* [Stored data]:
+++++

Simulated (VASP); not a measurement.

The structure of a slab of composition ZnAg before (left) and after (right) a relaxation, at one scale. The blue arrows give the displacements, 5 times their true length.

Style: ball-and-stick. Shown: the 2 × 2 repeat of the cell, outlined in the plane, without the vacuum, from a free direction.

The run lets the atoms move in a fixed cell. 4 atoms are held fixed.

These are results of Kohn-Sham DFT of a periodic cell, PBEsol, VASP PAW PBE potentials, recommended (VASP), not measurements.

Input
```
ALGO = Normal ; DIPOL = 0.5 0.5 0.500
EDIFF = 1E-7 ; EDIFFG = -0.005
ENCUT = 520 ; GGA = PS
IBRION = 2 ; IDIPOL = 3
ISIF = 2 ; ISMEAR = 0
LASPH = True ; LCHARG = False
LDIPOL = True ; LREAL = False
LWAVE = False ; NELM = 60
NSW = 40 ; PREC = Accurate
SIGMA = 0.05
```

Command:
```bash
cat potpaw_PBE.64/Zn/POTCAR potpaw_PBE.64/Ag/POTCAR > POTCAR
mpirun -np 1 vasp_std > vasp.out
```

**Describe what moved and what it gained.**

+++++

* [Work instruction]:
Line by line, print the listing above exactly.

* [Task response]:
Simulated (VASP); not a measurement.

The structure of a slab of composition ZnAg before (left) and after (right) a relaxation, at one scale. The blue arrows give the displacements, 5 times their true length.

Style: ball-and-stick. Shown: the 2 × 2 repeat of the cell, outlined in the plane, without the vacuum, from a free direction.

The run lets the atoms move in a fixed cell. 4 atoms are held fixed.

These are results of Kohn-Sham DFT of a periodic cell, PBEsol, VASP PAW PBE potentials, recommended (VASP), not measurements.

Input
```
ALGO = Normal ; DIPOL = 0.5 0.5 0.500
EDIFF = 1E-7 ; EDIFFG = -0.005
ENCUT = 520 ; GGA = PS
IBRION = 2 ; IDIPOL = 3
ISIF = 2 ; ISMEAR = 0
LASPH = True ; LCHARG = False
LDIPOL = True ; LREAL = False
LWAVE = False ; NELM = 60
NSW = 40 ; PREC = Accurate
SIGMA = 0.05
```

Command:
```bash
cat potpaw_PBE.64/Zn/POTCAR potpaw_PBE.64/Ag/POTCAR > POTCAR
mpirun -np 1 vasp_std > vasp.out
```

**Describe what moved and what it gained.**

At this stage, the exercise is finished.